Material provided:
=== Begin Enclosure ===

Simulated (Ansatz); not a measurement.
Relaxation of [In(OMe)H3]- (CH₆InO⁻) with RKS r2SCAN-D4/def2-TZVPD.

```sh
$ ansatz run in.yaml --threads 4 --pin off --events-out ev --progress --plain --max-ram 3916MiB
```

=== End Enclosure ===

Required action: Extract the data exactly as given.

Response:
Simulated (Ansatz); not a measurement.
Relaxation of [In(OMe)H3]- (CH₆InO⁻) with RKS r2SCAN-D4/def2-TZVPD.

```sh
$ ansatz run in.yaml --threads 4 --pin off --events-out ev --progress --plain --max-ram 3916MiB
```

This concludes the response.